** BRIEF **
Word for word, repeat each entry that follows.

** SUPPLIED MATERIAL **
[Start of Attachment]
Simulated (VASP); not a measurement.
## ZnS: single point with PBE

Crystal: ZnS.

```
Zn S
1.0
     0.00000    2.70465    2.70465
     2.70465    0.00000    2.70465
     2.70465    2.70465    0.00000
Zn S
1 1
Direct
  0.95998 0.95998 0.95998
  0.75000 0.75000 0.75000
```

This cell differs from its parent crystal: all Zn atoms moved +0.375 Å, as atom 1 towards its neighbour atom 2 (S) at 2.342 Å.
[End of Attachment]

** RESPONSE AREA **
Simulated (VASP); not a measurement.
## ZnS: single point with PBE

Crystal: ZnS.

```
Zn S
1.0
     0.00000    2.70465    2.70465
     2.70465    0.00000    2.70465
     2.70465    2.70465    0.00000
Zn S
1 1
Direct
  0.95998 0.95998 0.95998
  0.75000 0.75000 0.75000
```

This cell differs from its parent crystal: all Zn atoms moved +0.375 Å, as atom 1 towards its neighbour atom 2 (S) at 2.342 Å.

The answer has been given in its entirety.